→ **REQUIREMENT**:
Would you write out the entries below, every one of them, exactly?

=== Section Start ===

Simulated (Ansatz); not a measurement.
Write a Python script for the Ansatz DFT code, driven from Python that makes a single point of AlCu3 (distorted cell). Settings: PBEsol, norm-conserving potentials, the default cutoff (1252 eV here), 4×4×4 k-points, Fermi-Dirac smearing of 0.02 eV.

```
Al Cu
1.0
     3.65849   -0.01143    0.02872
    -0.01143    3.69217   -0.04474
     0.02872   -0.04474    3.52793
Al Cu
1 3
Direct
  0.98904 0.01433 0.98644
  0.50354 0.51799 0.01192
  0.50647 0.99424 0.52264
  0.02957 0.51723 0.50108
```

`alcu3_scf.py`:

=== Section End ===

→ **WRITTEN SOLUTION**:
Simulated (Ansatz); not a measurement.
Write a Python script for the Ansatz DFT code, driven from Python that makes a single point of AlCu3 (distorted cell). Settings: PBEsol, norm-conserving potentials, the default cutoff (1252 eV here), 4×4×4 k-points, Fermi-Dirac smearing of 0.02 eV.

```
Al Cu
1.0
     3.65849   -0.01143    0.02872
    -0.01143    3.69217   -0.04474
     0.02872   -0.04474    3.52793
Al Cu
1 3
Direct
  0.98904 0.01433 0.98644
  0.50354 0.51799 0.01192
  0.50647 0.99424 0.52264
  0.02957 0.51723 0.50108
```

`alcu3_scf.py`:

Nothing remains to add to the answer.